## [Activity]
Reproduce only the lines of the material below that start at the line containing "Change from the" and stop at the line containing "gap on the k mesh at the Fermi level (eV): 0.78;". Keep both end lines.

## [Given records]
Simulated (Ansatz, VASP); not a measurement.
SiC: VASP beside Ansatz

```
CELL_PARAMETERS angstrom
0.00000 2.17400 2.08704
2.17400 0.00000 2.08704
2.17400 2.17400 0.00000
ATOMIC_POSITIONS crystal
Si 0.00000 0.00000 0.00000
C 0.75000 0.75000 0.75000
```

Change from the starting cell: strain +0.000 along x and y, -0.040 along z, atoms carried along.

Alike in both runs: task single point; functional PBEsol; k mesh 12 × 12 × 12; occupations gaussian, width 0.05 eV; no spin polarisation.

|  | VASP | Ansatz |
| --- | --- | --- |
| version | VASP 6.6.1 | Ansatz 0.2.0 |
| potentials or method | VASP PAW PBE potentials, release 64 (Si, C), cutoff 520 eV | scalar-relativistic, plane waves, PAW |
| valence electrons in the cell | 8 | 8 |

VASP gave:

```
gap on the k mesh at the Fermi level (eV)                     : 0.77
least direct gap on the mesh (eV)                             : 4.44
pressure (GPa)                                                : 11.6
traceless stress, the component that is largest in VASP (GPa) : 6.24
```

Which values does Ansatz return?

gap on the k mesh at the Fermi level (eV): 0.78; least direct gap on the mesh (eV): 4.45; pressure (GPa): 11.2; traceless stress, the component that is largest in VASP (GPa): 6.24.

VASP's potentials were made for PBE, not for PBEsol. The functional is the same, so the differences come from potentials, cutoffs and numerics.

## [Exercise answer]
Change from the starting cell: strain +0.000 along x and y, -0.040 along z, atoms carried along.

Alike in both runs: task single point; functional PBEsol; k mesh 12 × 12 × 12; occupations gaussian, width 0.05 eV; no spin polarisation.

|  | VASP | Ansatz |
| --- | --- | --- |
| version | VASP 6.6.1 | Ansatz 0.2.0 |
| potentials or method | VASP PAW PBE potentials, release 64 (Si, C), cutoff 520 eV | scalar-relativistic, plane waves, PAW |
| valence electrons in the cell | 8 | 8 |

VASP gave:

```
gap on the k mesh at the Fermi level (eV)                     : 0.77
least direct gap on the mesh (eV)                             : 4.44
pressure (GPa)                                                : 11.6
traceless stress, the component that is largest in VASP (GPa) : 6.24
```

Which values does Ansatz return?

gap on the k mesh at the Fermi level (eV): 0.78; least direct gap on the mesh (eV): 4.45; pressure (GPa): 11.2; traceless stress, the component that is largest in VASP (GPa): 6.24.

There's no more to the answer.